Work item
Print the first line of the records below and every line after it, up to and including the line with "Caveats: spin-orbit coupling". Print nothing else.

Information provided section start

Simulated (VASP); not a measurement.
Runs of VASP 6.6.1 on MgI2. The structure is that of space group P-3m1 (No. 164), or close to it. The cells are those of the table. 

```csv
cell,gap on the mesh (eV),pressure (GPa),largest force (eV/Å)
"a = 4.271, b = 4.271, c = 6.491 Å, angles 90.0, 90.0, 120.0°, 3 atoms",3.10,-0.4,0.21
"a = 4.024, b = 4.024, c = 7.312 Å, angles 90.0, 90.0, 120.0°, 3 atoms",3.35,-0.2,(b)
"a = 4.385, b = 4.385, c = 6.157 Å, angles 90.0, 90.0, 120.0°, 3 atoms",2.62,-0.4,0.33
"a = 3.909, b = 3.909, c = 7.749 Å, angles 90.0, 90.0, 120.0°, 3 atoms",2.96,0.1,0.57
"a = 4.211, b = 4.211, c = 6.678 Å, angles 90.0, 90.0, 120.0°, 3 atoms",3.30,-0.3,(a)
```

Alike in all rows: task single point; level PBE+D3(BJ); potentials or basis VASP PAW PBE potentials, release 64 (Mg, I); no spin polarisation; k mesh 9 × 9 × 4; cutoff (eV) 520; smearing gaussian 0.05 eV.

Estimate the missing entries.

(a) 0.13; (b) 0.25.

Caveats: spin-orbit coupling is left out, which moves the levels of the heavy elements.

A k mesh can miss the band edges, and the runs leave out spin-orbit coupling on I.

Information provided section end

Written reply
Simulated (VASP); not a measurement.
Runs of VASP 6.6.1 on MgI2. The structure is that of space group P-3m1 (No. 164), or close to it. The cells are those of the table. 

```csv
cell,gap on the mesh (eV),pressure (GPa),largest force (eV/Å)
"a = 4.271, b = 4.271, c = 6.491 Å, angles 90.0, 90.0, 120.0°, 3 atoms",3.10,-0.4,0.21
"a = 4.024, b = 4.024, c = 7.312 Å, angles 90.0, 90.0, 120.0°, 3 atoms",3.35,-0.2,(b)
"a = 4.385, b = 4.385, c = 6.157 Å, angles 90.0, 90.0, 120.0°, 3 atoms",2.62,-0.4,0.33
"a = 3.909, b = 3.909, c = 7.749 Å, angles 90.0, 90.0, 120.0°, 3 atoms",2.96,0.1,0.57
"a = 4.211, b = 4.211, c = 6.678 Å, angles 90.0, 90.0, 120.0°, 3 atoms",3.30,-0.3,(a)
```

Alike in all rows: task single point; level PBE+D3(BJ); potentials or basis VASP PAW PBE potentials, release 64 (Mg, I); no spin polarisation; k mesh 9 × 9 × 4; cutoff (eV) 520; smearing gaussian 0.05 eV.

Estimate the missing entries.

(a) 0.13; (b) 0.25.

Caveats: spin-orbit coupling is left out, which moves the levels of the heavy elements.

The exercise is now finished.